• **Task item**:
The lines from the start of the records below through the line containing "Functional | r2SCAN |" are to be copied exactly, both ends included, with nothing added.

=======

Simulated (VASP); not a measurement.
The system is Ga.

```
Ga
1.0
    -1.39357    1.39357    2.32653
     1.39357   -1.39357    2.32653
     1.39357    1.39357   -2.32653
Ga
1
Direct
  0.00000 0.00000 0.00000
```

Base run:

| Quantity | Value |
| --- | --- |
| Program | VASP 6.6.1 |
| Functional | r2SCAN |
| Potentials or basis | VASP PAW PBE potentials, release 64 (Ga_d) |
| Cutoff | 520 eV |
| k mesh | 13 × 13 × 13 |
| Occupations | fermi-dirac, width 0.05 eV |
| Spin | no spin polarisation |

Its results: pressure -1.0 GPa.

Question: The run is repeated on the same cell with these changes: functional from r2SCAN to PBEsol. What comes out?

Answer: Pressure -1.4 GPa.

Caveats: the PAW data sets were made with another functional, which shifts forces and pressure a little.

=======

• **Problem solution**:
Simulated (VASP); not a measurement.
The system is Ga.

```
Ga
1.0
    -1.39357    1.39357    2.32653
     1.39357   -1.39357    2.32653
     1.39357    1.39357   -2.32653
Ga
1
Direct
  0.00000 0.00000 0.00000
```

Base run:

| Quantity | Value |
| --- | --- |
| Program | VASP 6.6.1 |
| Functional | r2SCAN |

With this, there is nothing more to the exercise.